Dataset:
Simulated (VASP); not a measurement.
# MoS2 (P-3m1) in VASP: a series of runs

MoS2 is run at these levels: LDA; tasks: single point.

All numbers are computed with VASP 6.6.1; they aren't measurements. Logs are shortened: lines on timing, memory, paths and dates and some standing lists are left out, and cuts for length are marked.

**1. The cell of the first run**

Required action:
The whole listing above should be output again exactly.

Exercise result:
Simulated (VASP); not a measurement.
# MoS2 (P-3m1) in VASP: a series of runs

MoS2 is run at these levels: LDA; tasks: single point.

All numbers are computed with VASP 6.6.1; they aren't measurements. Logs are shortened: lines on timing, memory, paths and dates and some standing lists are left out, and cuts for length are marked.

**1. The cell of the first run**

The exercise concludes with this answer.